--- Work order ---
Output each line of the data word for word, from the first through the line that holds "the atoms go?**", and leave off whatever follows.

-- -- --
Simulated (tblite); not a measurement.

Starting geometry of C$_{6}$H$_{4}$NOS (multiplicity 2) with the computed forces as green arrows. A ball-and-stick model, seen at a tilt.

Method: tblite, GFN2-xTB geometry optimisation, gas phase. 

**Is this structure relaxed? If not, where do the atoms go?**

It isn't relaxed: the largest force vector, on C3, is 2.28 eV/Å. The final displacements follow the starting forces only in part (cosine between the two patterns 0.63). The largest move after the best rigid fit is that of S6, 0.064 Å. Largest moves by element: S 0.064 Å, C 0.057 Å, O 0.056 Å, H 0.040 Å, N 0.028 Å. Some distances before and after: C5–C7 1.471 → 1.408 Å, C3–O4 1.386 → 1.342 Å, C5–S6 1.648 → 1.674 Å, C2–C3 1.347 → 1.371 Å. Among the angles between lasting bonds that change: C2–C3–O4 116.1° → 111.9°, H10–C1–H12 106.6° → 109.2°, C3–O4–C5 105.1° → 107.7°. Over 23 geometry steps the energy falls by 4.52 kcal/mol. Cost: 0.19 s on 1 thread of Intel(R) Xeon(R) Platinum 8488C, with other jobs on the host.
-- -- --

--- Written answer ---
Simulated (tblite); not a measurement.

Starting geometry of C$_{6}$H$_{4}$NOS (multiplicity 2) with the computed forces as green arrows. A ball-and-stick model, seen at a tilt.

Method: tblite, GFN2-xTB geometry optimisation, gas phase. 

**Is this structure relaxed? If not, where do the atoms go?**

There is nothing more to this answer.